**WORK ITEM:** When you reach the line containing "Number of atoms in the cell: 48" in the entries below, begin reproducing lines exactly, and stop once the line containing "Gap on a 2×2×2" is done.

**GIVEN RECORDS:**
· · · ·
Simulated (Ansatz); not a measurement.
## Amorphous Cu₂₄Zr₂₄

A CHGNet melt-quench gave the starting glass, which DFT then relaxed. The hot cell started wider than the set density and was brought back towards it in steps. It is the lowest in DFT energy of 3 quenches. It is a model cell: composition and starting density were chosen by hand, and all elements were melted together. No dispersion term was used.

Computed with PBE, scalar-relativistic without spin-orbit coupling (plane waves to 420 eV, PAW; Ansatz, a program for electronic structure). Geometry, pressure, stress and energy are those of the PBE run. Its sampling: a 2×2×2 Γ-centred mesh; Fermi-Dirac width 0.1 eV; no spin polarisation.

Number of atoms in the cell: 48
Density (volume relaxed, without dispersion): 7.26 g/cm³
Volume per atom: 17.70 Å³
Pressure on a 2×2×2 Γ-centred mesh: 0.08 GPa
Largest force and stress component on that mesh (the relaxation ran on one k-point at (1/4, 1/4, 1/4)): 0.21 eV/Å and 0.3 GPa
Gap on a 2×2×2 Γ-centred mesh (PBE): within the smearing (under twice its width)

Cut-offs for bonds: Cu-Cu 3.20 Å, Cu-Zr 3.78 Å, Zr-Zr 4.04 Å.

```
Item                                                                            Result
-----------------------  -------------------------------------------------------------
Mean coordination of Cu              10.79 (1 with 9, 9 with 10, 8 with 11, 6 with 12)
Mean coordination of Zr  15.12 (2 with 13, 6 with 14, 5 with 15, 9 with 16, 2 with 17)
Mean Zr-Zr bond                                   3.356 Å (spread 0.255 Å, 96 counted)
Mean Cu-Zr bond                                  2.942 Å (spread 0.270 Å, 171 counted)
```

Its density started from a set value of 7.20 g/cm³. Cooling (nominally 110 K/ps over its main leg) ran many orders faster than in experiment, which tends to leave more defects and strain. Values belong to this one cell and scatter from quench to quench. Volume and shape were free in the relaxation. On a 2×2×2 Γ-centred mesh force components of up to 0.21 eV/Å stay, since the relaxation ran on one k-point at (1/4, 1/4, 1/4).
· · · ·

**EXERCISE ANSWER:**
Number of atoms in the cell: 48
Density (volume relaxed, without dispersion): 7.26 g/cm³
Volume per atom: 17.70 Å³
Pressure on a 2×2×2 Γ-centred mesh: 0.08 GPa
Largest force and stress component on that mesh (the relaxation ran on one k-point at (1/4, 1/4, 1/4)): 0.21 eV/Å and 0.3 GPa
Gap on a 2×2×2 Γ-centred mesh (PBE): within the smearing (under twice its width)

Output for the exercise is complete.